# WORK INSTRUCTION:
Output the whole listing again, exactly as it reads.

+++ EXTRACTED DATA +++

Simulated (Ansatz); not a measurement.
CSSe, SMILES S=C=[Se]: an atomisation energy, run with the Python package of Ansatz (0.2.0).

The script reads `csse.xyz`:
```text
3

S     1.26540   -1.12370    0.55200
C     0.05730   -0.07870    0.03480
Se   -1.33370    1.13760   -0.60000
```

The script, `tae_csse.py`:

+++

# TASK OUTPUT:
Simulated (Ansatz); not a measurement.
CSSe, SMILES S=C=[Se]: an atomisation energy, run with the Python package of Ansatz (0.2.0).

The script reads `csse.xyz`:
```text
3

S     1.26540   -1.12370    0.55200
C     0.05730   -0.07870    0.03480
Se   -1.33370    1.13760   -0.60000
```

The script, `tae_csse.py`:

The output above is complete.